#### Action item:
Each of the entries should be output exactly, with nothing left out.

#### The data:
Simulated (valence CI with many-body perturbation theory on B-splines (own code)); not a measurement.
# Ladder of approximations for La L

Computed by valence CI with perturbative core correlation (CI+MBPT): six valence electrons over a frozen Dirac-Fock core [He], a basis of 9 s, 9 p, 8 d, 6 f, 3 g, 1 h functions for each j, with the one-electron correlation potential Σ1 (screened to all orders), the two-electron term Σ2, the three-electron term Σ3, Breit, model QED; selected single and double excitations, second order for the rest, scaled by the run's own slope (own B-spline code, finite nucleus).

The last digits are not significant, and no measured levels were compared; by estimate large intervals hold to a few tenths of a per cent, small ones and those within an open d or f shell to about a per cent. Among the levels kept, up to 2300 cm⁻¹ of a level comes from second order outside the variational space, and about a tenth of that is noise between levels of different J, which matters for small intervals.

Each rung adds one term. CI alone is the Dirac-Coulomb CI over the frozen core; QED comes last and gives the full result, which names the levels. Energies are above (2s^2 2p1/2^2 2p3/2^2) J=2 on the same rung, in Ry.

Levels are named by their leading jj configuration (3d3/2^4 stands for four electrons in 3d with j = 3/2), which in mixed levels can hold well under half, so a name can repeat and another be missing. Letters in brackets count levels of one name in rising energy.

#### Problem solution:
Simulated (valence CI with many-body perturbation theory on B-splines (own code)); not a measurement.
# Ladder of approximations for La L

Computed by valence CI with perturbative core correlation (CI+MBPT): six valence electrons over a frozen Dirac-Fock core [He], a basis of 9 s, 9 p, 8 d, 6 f, 3 g, 1 h functions for each j, with the one-electron correlation potential Σ1 (screened to all orders), the two-electron term Σ2, the three-electron term Σ3, Breit, model QED; selected single and double excitations, second order for the rest, scaled by the run's own slope (own B-spline code, finite nucleus).

The last digits are not significant, and no measured levels were compared; by estimate large intervals hold to a few tenths of a per cent, small ones and those within an open d or f shell to about a per cent. Among the levels kept, up to 2300 cm⁻¹ of a level comes from second order outside the variational space, and about a tenth of that is noise between levels of different J, which matters for small intervals.

Each rung adds one term. CI alone is the Dirac-Coulomb CI over the frozen core; QED comes last and gives the full result, which names the levels. Energies are above (2s^2 2p1/2^2 2p3/2^2) J=2 on the same rung, in Ry.

Levels are named by their leading jj configuration (3d3/2^4 stands for four electrons in 3d with j = 3/2), which in mixed levels can hold well under half, so a name can repeat and another be missing. Letters in brackets count levels of one name in rising energy.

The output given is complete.